-- DATASET RECORDS --
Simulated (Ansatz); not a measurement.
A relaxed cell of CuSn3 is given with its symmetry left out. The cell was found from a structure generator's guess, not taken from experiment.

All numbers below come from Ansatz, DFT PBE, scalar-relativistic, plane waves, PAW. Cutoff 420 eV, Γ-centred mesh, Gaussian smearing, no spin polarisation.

-- EXERCISE --
An exact transcription of all the entries is needed.

-- TASK OUTPUT --
Simulated (Ansatz); not a measurement.
A relaxed cell of CuSn3 is given with its symmetry left out. The cell was found from a structure generator's guess, not taken from experiment.

All numbers below come from Ansatz, DFT PBE, scalar-relativistic, plane waves, PAW. Cutoff 420 eV, Γ-centred mesh, Gaussian smearing, no spin polarisation.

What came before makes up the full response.